Stored data »
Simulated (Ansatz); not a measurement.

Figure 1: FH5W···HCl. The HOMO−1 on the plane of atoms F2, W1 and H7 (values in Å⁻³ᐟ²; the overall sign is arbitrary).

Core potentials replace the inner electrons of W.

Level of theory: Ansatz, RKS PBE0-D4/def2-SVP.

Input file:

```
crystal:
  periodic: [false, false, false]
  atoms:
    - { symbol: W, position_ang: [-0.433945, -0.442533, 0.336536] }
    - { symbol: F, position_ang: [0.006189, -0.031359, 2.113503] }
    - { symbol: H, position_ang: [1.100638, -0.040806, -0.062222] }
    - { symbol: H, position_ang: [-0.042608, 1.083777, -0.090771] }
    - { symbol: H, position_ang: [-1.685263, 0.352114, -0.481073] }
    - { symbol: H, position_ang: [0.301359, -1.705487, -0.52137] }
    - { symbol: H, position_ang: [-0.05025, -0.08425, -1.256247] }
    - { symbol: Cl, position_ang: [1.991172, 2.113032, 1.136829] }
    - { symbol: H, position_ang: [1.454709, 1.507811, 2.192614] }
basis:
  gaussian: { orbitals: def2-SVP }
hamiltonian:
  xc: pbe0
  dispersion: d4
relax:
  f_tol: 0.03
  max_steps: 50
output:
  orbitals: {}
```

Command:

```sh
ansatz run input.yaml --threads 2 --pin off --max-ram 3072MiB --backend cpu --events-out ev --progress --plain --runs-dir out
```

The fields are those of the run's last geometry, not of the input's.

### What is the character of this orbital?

Work task »
Each line above must be printed exactly as it appears.

Worked solution »
Simulated (Ansatz); not a measurement.

Figure 1: FH5W···HCl. The HOMO−1 on the plane of atoms F2, W1 and H7 (values in Å⁻³ᐟ²; the overall sign is arbitrary).

Core potentials replace the inner electrons of W.

Level of theory: Ansatz, RKS PBE0-D4/def2-SVP.

Input file:

```
crystal:
  periodic: [false, false, false]
  atoms:
    - { symbol: W, position_ang: [-0.433945, -0.442533, 0.336536] }
    - { symbol: F, position_ang: [0.006189, -0.031359, 2.113503] }
    - { symbol: H, position_ang: [1.100638, -0.040806, -0.062222] }
    - { symbol: H, position_ang: [-0.042608, 1.083777, -0.090771] }
    - { symbol: H, position_ang: [-1.685263, 0.352114, -0.481073] }
    - { symbol: H, position_ang: [0.301359, -1.705487, -0.52137] }
    - { symbol: H, position_ang: [-0.05025, -0.08425, -1.256247] }
    - { symbol: Cl, position_ang: [1.991172, 2.113032, 1.136829] }
    - { symbol: H, position_ang: [1.454709, 1.507811, 2.192614] }
basis:
  gaussian: { orbitals: def2-SVP }
hamiltonian:
  xc: pbe0
  dispersion: d4
relax:
  f_tol: 0.03
  max_steps: 50
output:
  orbitals: {}
```

Command:

```sh
ansatz run input.yaml --threads 2 --pin off --max-ram 3072MiB --backend cpu --events-out ev --progress --plain --runs-dir out
```

The fields are those of the run's last geometry, not of the input's.

### What is the character of this orbital?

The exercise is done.